Print out the entries that follow exactly, missing none.

------------------------

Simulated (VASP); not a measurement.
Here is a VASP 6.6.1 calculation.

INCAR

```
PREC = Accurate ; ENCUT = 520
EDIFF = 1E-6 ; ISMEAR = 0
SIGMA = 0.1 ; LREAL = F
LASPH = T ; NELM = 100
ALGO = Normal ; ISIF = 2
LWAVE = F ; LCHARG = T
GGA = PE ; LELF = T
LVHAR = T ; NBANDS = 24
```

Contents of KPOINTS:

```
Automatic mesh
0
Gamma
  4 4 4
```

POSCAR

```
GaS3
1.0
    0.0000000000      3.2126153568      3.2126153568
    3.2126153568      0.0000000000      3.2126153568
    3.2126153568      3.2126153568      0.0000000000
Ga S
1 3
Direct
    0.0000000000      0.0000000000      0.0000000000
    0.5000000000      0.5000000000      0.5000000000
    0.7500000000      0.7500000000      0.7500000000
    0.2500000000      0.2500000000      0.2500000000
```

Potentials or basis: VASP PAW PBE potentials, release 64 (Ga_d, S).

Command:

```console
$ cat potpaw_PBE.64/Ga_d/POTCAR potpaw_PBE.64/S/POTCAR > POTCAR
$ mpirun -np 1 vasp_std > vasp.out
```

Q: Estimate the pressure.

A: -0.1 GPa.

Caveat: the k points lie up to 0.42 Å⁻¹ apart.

------------------------

* [TASK OUTPUT]
Simulated (VASP); not a measurement.
Here is a VASP 6.6.1 calculation.

INCAR

```
PREC = Accurate ; ENCUT = 520
EDIFF = 1E-6 ; ISMEAR = 0
SIGMA = 0.1 ; LREAL = F
LASPH = T ; NELM = 100
ALGO = Normal ; ISIF = 2
LWAVE = F ; LCHARG = T
GGA = PE ; LELF = T
LVHAR = T ; NBANDS = 24
```

Contents of KPOINTS:

```
Automatic mesh
0
Gamma
  4 4 4
```

POSCAR

```
GaS3
1.0
    0.0000000000      3.2126153568      3.2126153568
    3.2126153568      0.0000000000      3.2126153568
    3.2126153568      3.2126153568      0.0000000000
Ga S
1 3
Direct
    0.0000000000      0.0000000000      0.0000000000
    0.5000000000      0.5000000000      0.5000000000
    0.7500000000      0.7500000000      0.7500000000
    0.2500000000      0.2500000000      0.2500000000
```

Potentials or basis: VASP PAW PBE potentials, release 64 (Ga_d, S).

Command:

```console
$ cat potpaw_PBE.64/Ga_d/POTCAR potpaw_PBE.64/S/POTCAR > POTCAR
$ mpirun -np 1 vasp_std > vasp.out
```

Q: Estimate the pressure.

A: -0.1 GPa.

Caveat: the k points lie up to 0.42 Å⁻¹ apart.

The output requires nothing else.